- _Extracted data_:
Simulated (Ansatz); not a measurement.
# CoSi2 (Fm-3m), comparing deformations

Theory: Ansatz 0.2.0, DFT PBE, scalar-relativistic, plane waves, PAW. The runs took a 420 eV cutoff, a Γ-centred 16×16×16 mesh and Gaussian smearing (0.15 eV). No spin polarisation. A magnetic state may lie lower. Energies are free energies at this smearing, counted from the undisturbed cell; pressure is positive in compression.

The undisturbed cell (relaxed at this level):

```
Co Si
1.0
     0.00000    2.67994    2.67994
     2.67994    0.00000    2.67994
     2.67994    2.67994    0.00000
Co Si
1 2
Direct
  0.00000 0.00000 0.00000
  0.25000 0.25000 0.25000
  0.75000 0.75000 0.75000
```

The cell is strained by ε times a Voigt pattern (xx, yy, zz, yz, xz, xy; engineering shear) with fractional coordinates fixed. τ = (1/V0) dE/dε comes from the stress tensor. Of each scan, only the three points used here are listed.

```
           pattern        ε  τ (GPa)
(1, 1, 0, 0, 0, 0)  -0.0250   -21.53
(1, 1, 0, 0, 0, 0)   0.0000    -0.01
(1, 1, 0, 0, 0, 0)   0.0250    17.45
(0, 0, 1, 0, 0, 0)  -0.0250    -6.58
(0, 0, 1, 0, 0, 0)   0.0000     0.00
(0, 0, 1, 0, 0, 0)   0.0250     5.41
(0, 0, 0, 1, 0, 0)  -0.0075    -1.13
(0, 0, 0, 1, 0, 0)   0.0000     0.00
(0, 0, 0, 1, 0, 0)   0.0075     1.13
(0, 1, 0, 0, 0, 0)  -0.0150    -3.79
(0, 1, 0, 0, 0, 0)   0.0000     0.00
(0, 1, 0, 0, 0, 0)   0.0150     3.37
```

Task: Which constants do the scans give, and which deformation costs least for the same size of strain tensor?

- _Required action_: Could you retype exactly the lines above, starting at the line that contains "The undisturbed cell (relaxed" and ending at the line that contains "The cell is", and nothing more?

- _Problem solution_:
The undisturbed cell (relaxed at this level):

```
Co Si
1.0
     0.00000    2.67994    2.67994
     2.67994    0.00000    2.67994
     2.67994    2.67994    0.00000
Co Si
1 2
Direct
  0.00000 0.00000 0.00000
  0.25000 0.25000 0.25000
  0.75000 0.75000 0.75000
```

The cell is strained by ε times a Voigt pattern (xx, yy, zz, yz, xz, xy; engineering shear) with fractional coordinates fixed. τ = (1/V0) dE/dε comes from the stress tensor. Of each scan, only the three points used here are listed.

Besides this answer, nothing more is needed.